DATA SUPPLIED:
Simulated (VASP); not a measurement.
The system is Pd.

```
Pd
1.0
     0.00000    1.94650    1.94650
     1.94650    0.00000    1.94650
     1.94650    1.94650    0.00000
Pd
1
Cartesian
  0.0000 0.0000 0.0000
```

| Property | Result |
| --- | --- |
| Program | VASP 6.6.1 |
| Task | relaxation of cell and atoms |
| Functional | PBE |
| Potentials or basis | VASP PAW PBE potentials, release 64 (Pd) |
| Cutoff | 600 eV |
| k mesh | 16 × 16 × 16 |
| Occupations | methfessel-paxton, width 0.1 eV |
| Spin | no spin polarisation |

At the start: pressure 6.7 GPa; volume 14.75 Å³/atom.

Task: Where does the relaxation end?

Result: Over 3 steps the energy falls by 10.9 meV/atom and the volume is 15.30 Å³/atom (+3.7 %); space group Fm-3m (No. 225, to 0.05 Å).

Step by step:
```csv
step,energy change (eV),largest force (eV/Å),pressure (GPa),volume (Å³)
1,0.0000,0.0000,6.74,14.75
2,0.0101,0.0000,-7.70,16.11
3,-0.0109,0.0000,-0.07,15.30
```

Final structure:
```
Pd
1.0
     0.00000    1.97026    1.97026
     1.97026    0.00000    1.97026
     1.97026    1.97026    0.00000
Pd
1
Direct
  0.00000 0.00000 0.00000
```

ASSIGNED TASK: Taking the entries above, write out exactly the lines starting with the line containing "VASP 6.6.1 |" and going on through the line containing "spin polarisation |", both included, and nothing else.

ANSWER AREA:
| Program | VASP 6.6.1 |
| Task | relaxation of cell and atoms |
| Functional | PBE |
| Potentials or basis | VASP PAW PBE potentials, release 64 (Pd) |
| Cutoff | 600 eV |
| k mesh | 16 × 16 × 16 |
| Occupations | methfessel-paxton, width 0.1 eV |
| Spin | no spin polarisation |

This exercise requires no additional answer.